■ ■ ■ ■

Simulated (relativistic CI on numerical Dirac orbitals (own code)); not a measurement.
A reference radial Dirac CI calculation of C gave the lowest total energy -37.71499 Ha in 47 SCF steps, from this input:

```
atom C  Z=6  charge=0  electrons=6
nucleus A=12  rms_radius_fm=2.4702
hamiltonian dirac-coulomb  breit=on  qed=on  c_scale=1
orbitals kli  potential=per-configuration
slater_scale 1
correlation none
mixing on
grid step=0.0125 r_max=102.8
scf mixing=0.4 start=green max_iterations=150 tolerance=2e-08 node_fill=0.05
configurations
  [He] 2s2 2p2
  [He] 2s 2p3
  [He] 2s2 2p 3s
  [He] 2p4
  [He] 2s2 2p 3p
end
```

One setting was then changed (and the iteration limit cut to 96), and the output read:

■ ■ ■ ■

Print all the material, keeping every line identical to the original.

■ Your solution ■
Simulated (relativistic CI on numerical Dirac orbitals (own code)); not a measurement.
A reference radial Dirac CI calculation of C gave the lowest total energy -37.71499 Ha in 47 SCF steps, from this input:

```
atom C  Z=6  charge=0  electrons=6
nucleus A=12  rms_radius_fm=2.4702
hamiltonian dirac-coulomb  breit=on  qed=on  c_scale=1
orbitals kli  potential=per-configuration
slater_scale 1
correlation none
mixing on
grid step=0.0125 r_max=102.8
scf mixing=0.4 start=green max_iterations=150 tolerance=2e-08 node_fill=0.05
configurations
  [He] 2s2 2p2
  [He] 2s 2p3
  [He] 2s2 2p 3s
  [He] 2p4
  [He] 2s2 2p 3p
end
```

One setting was then changed (and the iteration limit cut to 96), and the output read:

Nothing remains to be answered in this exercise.